▸ **Data shown**
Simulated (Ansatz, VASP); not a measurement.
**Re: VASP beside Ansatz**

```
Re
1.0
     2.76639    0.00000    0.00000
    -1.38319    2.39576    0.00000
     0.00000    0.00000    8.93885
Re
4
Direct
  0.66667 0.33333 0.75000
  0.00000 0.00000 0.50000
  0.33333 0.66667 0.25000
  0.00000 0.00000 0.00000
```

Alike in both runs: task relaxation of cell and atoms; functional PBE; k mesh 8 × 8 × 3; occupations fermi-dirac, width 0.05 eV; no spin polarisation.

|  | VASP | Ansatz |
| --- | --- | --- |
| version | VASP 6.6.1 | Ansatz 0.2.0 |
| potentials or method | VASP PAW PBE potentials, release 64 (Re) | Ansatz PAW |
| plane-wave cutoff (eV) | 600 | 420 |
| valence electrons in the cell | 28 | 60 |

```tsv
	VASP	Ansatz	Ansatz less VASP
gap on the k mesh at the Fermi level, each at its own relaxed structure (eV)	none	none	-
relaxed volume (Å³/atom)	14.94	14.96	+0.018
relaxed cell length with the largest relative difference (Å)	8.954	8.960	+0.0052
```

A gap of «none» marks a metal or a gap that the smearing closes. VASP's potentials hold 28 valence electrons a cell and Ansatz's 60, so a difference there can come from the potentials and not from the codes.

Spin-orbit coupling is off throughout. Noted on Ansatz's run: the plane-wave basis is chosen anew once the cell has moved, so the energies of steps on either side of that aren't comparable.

▸ **Requirement**
Write out, unaltered, the lines from the opening of the listing through the line that includes "from the codes.".

▸ **Problem solution**
Simulated (Ansatz, VASP); not a measurement.
**Re: VASP beside Ansatz**

```
Re
1.0
     2.76639    0.00000    0.00000
    -1.38319    2.39576    0.00000
     0.00000    0.00000    8.93885
Re
4
Direct
  0.66667 0.33333 0.75000
  0.00000 0.00000 0.50000
  0.33333 0.66667 0.25000
  0.00000 0.00000 0.00000
```

Alike in both runs: task relaxation of cell and atoms; functional PBE; k mesh 8 × 8 × 3; occupations fermi-dirac, width 0.05 eV; no spin polarisation.

|  | VASP | Ansatz |
| --- | --- | --- |
| version | VASP 6.6.1 | Ansatz 0.2.0 |
| potentials or method | VASP PAW PBE potentials, release 64 (Re) | Ansatz PAW |
| plane-wave cutoff (eV) | 600 | 420 |
| valence electrons in the cell | 28 | 60 |

```tsv
	VASP	Ansatz	Ansatz less VASP
gap on the k mesh at the Fermi level, each at its own relaxed structure (eV)	none	none	-
relaxed volume (Å³/atom)	14.94	14.96	+0.018
relaxed cell length with the largest relative difference (Å)	8.954	8.960	+0.0052
```

A gap of «none» marks a metal or a gap that the smearing closes. VASP's potentials hold 28 valence electrons a cell and Ansatz's 60, so a difference there can come from the potentials and not from the codes.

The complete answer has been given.